REQUIREMENT
Below are some records; output exactly the lines from the line with "The hybrid is" to the line with "C. indium (body-centred tetragonal)", both ends kept, and nothing more.

EXTRACTED ENTRIES
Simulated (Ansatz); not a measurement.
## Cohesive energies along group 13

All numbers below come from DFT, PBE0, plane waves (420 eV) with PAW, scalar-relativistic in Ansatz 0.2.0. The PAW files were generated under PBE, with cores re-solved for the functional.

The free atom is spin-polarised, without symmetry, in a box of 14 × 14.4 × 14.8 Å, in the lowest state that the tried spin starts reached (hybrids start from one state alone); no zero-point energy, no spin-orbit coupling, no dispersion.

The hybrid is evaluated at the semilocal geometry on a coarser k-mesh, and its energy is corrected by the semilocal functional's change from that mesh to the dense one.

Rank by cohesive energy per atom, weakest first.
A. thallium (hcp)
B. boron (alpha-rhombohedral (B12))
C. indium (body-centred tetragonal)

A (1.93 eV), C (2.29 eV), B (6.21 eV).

ANSWER SPACE
The hybrid is evaluated at the semilocal geometry on a coarser k-mesh, and its energy is corrected by the semilocal functional's change from that mesh to the dense one.

Rank by cohesive energy per atom, weakest first.
A. thallium (hcp)
B. boron (alpha-rhombohedral (B12))
C. indium (body-centred tetragonal)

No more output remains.